REQUIREMENT: Copy the listing below line for line, from its opening line to the one with "## The geometry", both included; stop there.

SUPPLIED DATA:
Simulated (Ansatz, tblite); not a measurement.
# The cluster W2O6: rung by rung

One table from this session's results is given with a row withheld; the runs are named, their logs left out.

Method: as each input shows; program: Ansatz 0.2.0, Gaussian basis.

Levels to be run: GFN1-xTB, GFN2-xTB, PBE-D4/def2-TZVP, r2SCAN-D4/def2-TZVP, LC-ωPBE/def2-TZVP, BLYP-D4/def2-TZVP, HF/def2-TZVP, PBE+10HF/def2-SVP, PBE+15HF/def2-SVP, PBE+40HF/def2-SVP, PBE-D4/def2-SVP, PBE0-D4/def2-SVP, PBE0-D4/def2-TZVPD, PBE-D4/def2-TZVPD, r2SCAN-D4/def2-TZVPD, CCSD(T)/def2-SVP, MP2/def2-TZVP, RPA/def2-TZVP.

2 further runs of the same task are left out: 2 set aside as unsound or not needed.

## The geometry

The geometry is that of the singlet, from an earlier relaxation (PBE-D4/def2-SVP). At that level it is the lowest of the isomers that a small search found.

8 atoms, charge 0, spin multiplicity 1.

TASK RESULT:
Simulated (Ansatz, tblite); not a measurement.
# The cluster W2O6: rung by rung

One table from this session's results is given with a row withheld; the runs are named, their logs left out.

Method: as each input shows; program: Ansatz 0.2.0, Gaussian basis.

Levels to be run: GFN1-xTB, GFN2-xTB, PBE-D4/def2-TZVP, r2SCAN-D4/def2-TZVP, LC-ωPBE/def2-TZVP, BLYP-D4/def2-TZVP, HF/def2-TZVP, PBE+10HF/def2-SVP, PBE+15HF/def2-SVP, PBE+40HF/def2-SVP, PBE-D4/def2-SVP, PBE0-D4/def2-SVP, PBE0-D4/def2-TZVPD, PBE-D4/def2-TZVPD, r2SCAN-D4/def2-TZVPD, CCSD(T)/def2-SVP, MP2/def2-TZVP, RPA/def2-TZVP.

2 further runs of the same task are left out: 2 set aside as unsound or not needed.

## The geometry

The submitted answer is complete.